===============
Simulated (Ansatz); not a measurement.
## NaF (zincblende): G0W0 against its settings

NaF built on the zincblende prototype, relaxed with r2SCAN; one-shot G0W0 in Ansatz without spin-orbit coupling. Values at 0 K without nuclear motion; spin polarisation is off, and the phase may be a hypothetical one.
===============

### Requirement
Once more, write out the records exactly as they are.

### Exercise solution
Simulated (Ansatz); not a measurement.
## NaF (zincblende): G0W0 against its settings

NaF built on the zincblende prototype, relaxed with r2SCAN; one-shot G0W0 in Ansatz without spin-orbit coupling. Values at 0 K without nuclear motion; spin polarisation is off, and the phase may be a hypothetical one.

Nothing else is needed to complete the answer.